__________

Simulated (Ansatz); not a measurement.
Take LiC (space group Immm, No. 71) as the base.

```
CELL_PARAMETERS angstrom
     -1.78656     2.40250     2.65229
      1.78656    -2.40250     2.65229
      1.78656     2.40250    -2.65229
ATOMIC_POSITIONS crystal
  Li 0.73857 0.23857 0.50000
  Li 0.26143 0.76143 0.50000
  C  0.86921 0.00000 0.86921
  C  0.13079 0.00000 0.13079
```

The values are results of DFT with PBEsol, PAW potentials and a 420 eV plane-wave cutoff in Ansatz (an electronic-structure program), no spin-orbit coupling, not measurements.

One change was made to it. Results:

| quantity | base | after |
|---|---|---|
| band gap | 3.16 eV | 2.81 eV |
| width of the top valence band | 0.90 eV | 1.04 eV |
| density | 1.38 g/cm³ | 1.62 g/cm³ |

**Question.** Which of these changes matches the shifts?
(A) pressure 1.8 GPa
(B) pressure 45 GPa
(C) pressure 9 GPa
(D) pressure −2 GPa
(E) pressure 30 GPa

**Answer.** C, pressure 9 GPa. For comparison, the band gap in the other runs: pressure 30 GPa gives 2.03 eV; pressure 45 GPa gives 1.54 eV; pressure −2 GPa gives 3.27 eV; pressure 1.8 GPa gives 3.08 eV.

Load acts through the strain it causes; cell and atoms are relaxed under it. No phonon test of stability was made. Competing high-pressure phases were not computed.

__________

### REQUIRED ACTION
Take from the material above the lines running from the one with "One change was" through the one with "gives 3.08 eV.", and repeat them exactly, with nothing else.

### EXPECTED ANSWER
One change was made to it. Results:

| quantity | base | after |
|---|---|---|
| band gap | 3.16 eV | 2.81 eV |
| width of the top valence band | 0.90 eV | 1.04 eV |
| density | 1.38 g/cm³ | 1.62 g/cm³ |

**Question.** Which of these changes matches the shifts?
(A) pressure 1.8 GPa
(B) pressure 45 GPa
(C) pressure 9 GPa
(D) pressure −2 GPa
(E) pressure 30 GPa

**Answer.** C, pressure 9 GPa. For comparison, the band gap in the other runs: pressure 30 GPa gives 2.03 eV; pressure 45 GPa gives 1.54 eV; pressure −2 GPa gives 3.27 eV; pressure 1.8 GPa gives 3.08 eV.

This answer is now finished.